• _Source information_:
•••
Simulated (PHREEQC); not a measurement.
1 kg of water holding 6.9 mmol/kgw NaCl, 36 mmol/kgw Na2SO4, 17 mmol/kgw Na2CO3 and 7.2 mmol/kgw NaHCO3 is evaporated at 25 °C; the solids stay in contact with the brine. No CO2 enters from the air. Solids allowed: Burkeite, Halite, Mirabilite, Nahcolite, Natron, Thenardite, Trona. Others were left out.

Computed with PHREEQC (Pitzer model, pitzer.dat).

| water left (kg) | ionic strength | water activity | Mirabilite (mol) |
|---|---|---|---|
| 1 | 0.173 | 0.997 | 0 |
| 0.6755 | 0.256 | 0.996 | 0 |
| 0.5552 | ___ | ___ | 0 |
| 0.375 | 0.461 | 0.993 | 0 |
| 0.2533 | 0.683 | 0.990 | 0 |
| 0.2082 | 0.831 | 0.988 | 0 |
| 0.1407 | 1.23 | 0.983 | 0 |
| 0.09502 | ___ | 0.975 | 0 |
•••

• _Work order_:
Please copy only these lines, exactly: the first line of the records through the line containing "0.997 | 0 |", ends included.

• _Expected answer_:
Simulated (PHREEQC); not a measurement.
1 kg of water holding 6.9 mmol/kgw NaCl, 36 mmol/kgw Na2SO4, 17 mmol/kgw Na2CO3 and 7.2 mmol/kgw NaHCO3 is evaporated at 25 °C; the solids stay in contact with the brine. No CO2 enters from the air. Solids allowed: Burkeite, Halite, Mirabilite, Nahcolite, Natron, Thenardite, Trona. Others were left out.

Computed with PHREEQC (Pitzer model, pitzer.dat).

| water left (kg) | ionic strength | water activity | Mirabilite (mol) |
|---|---|---|---|
| 1 | 0.173 | 0.997 | 0 |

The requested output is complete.